> **INFORMATION SUPPLIED**:
§ §
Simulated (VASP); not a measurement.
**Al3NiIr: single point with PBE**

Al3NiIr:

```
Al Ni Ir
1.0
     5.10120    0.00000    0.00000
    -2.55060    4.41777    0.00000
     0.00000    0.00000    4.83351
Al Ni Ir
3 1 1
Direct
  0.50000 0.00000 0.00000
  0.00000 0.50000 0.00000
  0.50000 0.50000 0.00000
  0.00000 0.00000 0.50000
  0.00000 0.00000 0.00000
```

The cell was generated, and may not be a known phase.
§ §

> **WORK ITEM**: Each record above should be returned exactly as it appears.

> **WRITTEN SOLUTION**:
Simulated (VASP); not a measurement.
**Al3NiIr: single point with PBE**

Al3NiIr:

```
Al Ni Ir
1.0
     5.10120    0.00000    0.00000
    -2.55060    4.41777    0.00000
     0.00000    0.00000    4.83351
Al Ni Ir
3 1 1
Direct
  0.50000 0.00000 0.00000
  0.00000 0.50000 0.00000
  0.50000 0.50000 0.00000
  0.00000 0.00000 0.50000
  0.00000 0.00000 0.00000
```

The cell was generated, and may not be a known phase.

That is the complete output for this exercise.